◆ Entries shown
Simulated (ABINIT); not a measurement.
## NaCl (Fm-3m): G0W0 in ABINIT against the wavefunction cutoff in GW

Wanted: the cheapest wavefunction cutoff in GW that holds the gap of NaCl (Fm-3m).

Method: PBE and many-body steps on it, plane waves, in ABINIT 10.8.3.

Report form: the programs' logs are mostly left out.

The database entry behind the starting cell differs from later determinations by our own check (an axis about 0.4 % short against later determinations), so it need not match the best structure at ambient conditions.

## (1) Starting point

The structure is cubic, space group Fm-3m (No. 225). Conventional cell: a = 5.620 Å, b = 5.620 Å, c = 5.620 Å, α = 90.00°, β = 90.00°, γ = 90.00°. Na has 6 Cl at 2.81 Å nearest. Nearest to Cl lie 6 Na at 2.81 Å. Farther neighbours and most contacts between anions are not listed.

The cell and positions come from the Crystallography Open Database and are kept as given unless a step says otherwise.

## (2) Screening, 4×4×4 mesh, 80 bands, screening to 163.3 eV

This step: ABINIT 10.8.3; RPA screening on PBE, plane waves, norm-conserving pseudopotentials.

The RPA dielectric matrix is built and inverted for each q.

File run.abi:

◆ Work instruction
Print exactly the lines from the beginning of the entries through the line with "## (1) Starting point". Output nothing more.

◆ Answer box
Simulated (ABINIT); not a measurement.
## NaCl (Fm-3m): G0W0 in ABINIT against the wavefunction cutoff in GW

Wanted: the cheapest wavefunction cutoff in GW that holds the gap of NaCl (Fm-3m).

Method: PBE and many-body steps on it, plane waves, in ABINIT 10.8.3.

Report form: the programs' logs are mostly left out.

The database entry behind the starting cell differs from later determinations by our own check (an axis about 0.4 % short against later determinations), so it need not match the best structure at ambient conditions.

## (1) Starting point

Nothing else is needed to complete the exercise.